● **Required action**
An exact reproduction of all entries is expected.

>>>

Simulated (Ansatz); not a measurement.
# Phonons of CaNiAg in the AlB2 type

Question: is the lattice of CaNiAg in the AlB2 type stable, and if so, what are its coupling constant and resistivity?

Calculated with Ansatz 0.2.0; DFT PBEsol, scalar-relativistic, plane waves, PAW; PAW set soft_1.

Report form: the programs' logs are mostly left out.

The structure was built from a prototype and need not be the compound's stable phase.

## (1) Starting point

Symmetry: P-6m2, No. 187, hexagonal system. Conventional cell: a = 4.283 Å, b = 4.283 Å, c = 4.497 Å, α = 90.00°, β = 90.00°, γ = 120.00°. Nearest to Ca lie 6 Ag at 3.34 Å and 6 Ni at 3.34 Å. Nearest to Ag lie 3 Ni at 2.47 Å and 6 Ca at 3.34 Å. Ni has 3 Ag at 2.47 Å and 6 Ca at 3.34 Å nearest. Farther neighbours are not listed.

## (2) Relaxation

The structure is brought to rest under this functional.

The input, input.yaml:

<<<

● **Response area**
Simulated (Ansatz); not a measurement.
# Phonons of CaNiAg in the AlB2 type

Question: is the lattice of CaNiAg in the AlB2 type stable, and if so, what are its coupling constant and resistivity?

Calculated with Ansatz 0.2.0; DFT PBEsol, scalar-relativistic, plane waves, PAW; PAW set soft_1.

Report form: the programs' logs are mostly left out.

The structure was built from a prototype and need not be the compound's stable phase.

## (1) Starting point

Symmetry: P-6m2, No. 187, hexagonal system. Conventional cell: a = 4.283 Å, b = 4.283 Å, c = 4.497 Å, α = 90.00°, β = 90.00°, γ = 120.00°. Nearest to Ca lie 6 Ag at 3.34 Å and 6 Ni at 3.34 Å. Nearest to Ag lie 3 Ni at 2.47 Å and 6 Ca at 3.34 Å. Ni has 3 Ag at 2.47 Å and 6 Ca at 3.34 Å nearest. Farther neighbours are not listed.

## (2) Relaxation

The structure is brought to rest under this functional.

The input, input.yaml:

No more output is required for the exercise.